• **STUDY MATERIAL**
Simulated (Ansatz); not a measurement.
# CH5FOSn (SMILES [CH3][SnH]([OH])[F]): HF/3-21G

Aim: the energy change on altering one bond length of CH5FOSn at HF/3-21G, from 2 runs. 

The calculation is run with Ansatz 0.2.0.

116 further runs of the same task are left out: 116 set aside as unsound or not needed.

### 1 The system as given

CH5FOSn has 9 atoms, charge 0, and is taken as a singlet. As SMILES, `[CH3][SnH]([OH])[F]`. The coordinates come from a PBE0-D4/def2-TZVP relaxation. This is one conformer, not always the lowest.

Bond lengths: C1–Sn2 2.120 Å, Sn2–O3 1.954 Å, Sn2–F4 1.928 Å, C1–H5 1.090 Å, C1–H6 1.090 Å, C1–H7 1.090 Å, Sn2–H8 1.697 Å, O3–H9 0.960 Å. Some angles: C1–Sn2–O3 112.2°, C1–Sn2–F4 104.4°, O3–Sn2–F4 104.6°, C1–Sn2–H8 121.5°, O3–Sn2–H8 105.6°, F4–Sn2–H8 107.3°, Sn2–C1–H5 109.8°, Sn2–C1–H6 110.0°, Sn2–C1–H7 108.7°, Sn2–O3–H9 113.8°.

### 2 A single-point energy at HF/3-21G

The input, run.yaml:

• **ASSIGNED TASK**
Start at the first line of the entries above. Set down each line exactly through the one with "The calculation is run with Ansatz 0.2.0.", and stop there.

• **TASK SOLUTION**
Simulated (Ansatz); not a measurement.
# CH5FOSn (SMILES [CH3][SnH]([OH])[F]): HF/3-21G

Aim: the energy change on altering one bond length of CH5FOSn at HF/3-21G, from 2 runs. 

The calculation is run with Ansatz 0.2.0.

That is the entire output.